**DATA RECORDS**
• • •

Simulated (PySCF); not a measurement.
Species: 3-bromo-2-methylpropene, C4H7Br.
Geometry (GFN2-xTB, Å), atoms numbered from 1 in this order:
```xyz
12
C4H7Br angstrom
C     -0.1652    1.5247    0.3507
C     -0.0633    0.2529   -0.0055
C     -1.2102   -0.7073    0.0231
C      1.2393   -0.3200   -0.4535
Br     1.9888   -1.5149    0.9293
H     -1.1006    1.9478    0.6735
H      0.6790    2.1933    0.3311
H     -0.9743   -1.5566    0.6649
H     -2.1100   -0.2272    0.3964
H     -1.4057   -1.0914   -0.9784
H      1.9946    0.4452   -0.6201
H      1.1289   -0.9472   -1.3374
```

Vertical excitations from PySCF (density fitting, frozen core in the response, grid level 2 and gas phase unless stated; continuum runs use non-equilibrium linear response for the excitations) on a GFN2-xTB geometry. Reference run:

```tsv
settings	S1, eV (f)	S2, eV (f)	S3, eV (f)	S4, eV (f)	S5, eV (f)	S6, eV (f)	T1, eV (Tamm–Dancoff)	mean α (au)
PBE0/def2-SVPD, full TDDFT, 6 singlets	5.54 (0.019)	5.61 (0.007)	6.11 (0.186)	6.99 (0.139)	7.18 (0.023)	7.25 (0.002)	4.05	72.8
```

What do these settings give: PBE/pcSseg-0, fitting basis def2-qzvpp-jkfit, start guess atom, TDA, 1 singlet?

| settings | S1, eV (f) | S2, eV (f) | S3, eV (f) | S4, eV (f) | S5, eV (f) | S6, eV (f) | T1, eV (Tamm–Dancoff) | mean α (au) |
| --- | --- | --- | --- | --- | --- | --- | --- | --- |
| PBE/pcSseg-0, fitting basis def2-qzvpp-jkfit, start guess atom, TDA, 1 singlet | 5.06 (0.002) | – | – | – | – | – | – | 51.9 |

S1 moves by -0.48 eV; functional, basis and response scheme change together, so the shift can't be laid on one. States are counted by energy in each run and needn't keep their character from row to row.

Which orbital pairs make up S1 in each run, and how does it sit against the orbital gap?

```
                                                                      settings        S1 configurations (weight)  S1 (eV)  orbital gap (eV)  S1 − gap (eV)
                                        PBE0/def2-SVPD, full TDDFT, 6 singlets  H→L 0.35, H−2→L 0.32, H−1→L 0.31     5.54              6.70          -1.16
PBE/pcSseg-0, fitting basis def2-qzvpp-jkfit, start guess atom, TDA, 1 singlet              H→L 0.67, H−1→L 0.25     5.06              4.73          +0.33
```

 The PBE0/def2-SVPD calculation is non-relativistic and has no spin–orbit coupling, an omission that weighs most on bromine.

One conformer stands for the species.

• • •

**EXERCISE**
Exactly the lines above from the one with "Species: 3-bromo-2-methylpropene, C4H7Br." to the one with "What do these", both included, are to be quoted; leave the rest out.

**EXERCISE OUTPUT**
Species: 3-bromo-2-methylpropene, C4H7Br.
Geometry (GFN2-xTB, Å), atoms numbered from 1 in this order:
```xyz
12
C4H7Br angstrom
C     -0.1652    1.5247    0.3507
C     -0.0633    0.2529   -0.0055
C     -1.2102   -0.7073    0.0231
C      1.2393   -0.3200   -0.4535
Br     1.9888   -1.5149    0.9293
H     -1.1006    1.9478    0.6735
H      0.6790    2.1933    0.3311
H     -0.9743   -1.5566    0.6649
H     -2.1100   -0.2272    0.3964
H     -1.4057   -1.0914   -0.9784
H      1.9946    0.4452   -0.6201
H      1.1289   -0.9472   -1.3374
```

Vertical excitations from PySCF (density fitting, frozen core in the response, grid level 2 and gas phase unless stated; continuum runs use non-equilibrium linear response for the excitations) on a GFN2-xTB geometry. Reference run:

```tsv
settings	S1, eV (f)	S2, eV (f)	S3, eV (f)	S4, eV (f)	S5, eV (f)	S6, eV (f)	T1, eV (Tamm–Dancoff)	mean α (au)
PBE0/def2-SVPD, full TDDFT, 6 singlets	5.54 (0.019)	5.61 (0.007)	6.11 (0.186)	6.99 (0.139)	7.18 (0.023)	7.25 (0.002)	4.05	72.8
```

What do these settings give: PBE/pcSseg-0, fitting basis def2-qzvpp-jkfit, start guess atom, TDA, 1 singlet?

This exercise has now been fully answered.